Assigned task: What is needed here is an exact transcription of all the entries.

Supplied entries:
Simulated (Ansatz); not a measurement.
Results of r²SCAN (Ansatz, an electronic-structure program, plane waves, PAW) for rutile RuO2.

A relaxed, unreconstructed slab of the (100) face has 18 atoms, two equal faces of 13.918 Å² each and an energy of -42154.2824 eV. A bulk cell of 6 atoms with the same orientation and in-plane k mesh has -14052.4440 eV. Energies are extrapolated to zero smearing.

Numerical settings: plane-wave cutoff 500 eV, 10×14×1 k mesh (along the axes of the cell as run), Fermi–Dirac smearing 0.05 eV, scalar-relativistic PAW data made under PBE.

Exercise result:
Simulated (Ansatz); not a measurement.
Results of r²SCAN (Ansatz, an electronic-structure program, plane waves, PAW) for rutile RuO2.

A relaxed, unreconstructed slab of the (100) face has 18 atoms, two equal faces of 13.918 Å² each and an energy of -42154.2824 eV. A bulk cell of 6 atoms with the same orientation and in-plane k mesh has -14052.4440 eV. Energies are extrapolated to zero smearing.

Numerical settings: plane-wave cutoff 500 eV, 10×14×1 k mesh (along the axes of the cell as run), Fermi–Dirac smearing 0.05 eV, scalar-relativistic PAW data made under PBE.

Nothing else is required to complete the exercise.